Requirement ->
Please give back only the lines below from the one containing "Inside a calculation: shallow" to the one containing "heavy and light", each repeated word for word, both ends included.

Information ->
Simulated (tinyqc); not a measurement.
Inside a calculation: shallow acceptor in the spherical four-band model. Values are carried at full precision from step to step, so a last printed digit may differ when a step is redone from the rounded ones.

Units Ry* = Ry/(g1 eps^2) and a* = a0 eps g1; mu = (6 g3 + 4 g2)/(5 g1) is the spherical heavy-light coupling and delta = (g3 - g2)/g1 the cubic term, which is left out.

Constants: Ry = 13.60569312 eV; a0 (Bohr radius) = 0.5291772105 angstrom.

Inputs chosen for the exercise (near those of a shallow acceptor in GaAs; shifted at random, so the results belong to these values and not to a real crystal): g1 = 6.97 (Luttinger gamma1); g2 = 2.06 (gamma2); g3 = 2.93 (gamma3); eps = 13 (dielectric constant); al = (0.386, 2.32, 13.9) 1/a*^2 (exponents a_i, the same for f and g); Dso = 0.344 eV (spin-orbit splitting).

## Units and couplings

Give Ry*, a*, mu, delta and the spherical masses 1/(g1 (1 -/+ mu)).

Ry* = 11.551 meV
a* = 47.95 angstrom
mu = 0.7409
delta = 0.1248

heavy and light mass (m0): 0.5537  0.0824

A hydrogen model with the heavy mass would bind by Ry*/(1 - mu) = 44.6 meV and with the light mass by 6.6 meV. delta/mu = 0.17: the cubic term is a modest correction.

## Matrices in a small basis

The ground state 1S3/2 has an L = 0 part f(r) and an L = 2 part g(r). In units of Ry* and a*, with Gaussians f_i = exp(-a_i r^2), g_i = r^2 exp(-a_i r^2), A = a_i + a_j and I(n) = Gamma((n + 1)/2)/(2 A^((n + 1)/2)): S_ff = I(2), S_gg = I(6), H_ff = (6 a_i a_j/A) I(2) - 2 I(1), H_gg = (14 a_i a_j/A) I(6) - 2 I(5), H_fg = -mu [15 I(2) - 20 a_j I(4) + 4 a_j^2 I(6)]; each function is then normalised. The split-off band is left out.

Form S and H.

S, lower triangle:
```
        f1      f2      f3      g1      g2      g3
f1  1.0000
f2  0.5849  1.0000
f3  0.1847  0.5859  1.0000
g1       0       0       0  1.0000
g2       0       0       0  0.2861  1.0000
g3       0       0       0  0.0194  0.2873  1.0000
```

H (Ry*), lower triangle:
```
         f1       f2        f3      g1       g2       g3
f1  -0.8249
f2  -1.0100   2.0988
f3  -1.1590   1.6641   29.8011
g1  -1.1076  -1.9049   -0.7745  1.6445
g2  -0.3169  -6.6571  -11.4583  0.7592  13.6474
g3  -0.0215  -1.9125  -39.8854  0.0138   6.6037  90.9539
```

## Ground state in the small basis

Worked solution ->
Inside a calculation: shallow acceptor in the spherical four-band model. Values are carried at full precision from step to step, so a last printed digit may differ when a step is redone from the rounded ones.

Units Ry* = Ry/(g1 eps^2) and a* = a0 eps g1; mu = (6 g3 + 4 g2)/(5 g1) is the spherical heavy-light coupling and delta = (g3 - g2)/g1 the cubic term, which is left out.

Constants: Ry = 13.60569312 eV; a0 (Bohr radius) = 0.5291772105 angstrom.

Inputs chosen for the exercise (near those of a shallow acceptor in GaAs; shifted at random, so the results belong to these values and not to a real crystal): g1 = 6.97 (Luttinger gamma1); g2 = 2.06 (gamma2); g3 = 2.93 (gamma3); eps = 13 (dielectric constant); al = (0.386, 2.32, 13.9) 1/a*^2 (exponents a_i, the same for f and g); Dso = 0.344 eV (spin-orbit splitting).

## Units and couplings

Give Ry*, a*, mu, delta and the spherical masses 1/(g1 (1 -/+ mu)).

Ry* = 11.551 meV
a* = 47.95 angstrom
mu = 0.7409
delta = 0.1248

heavy and light mass (m0): 0.5537  0.0824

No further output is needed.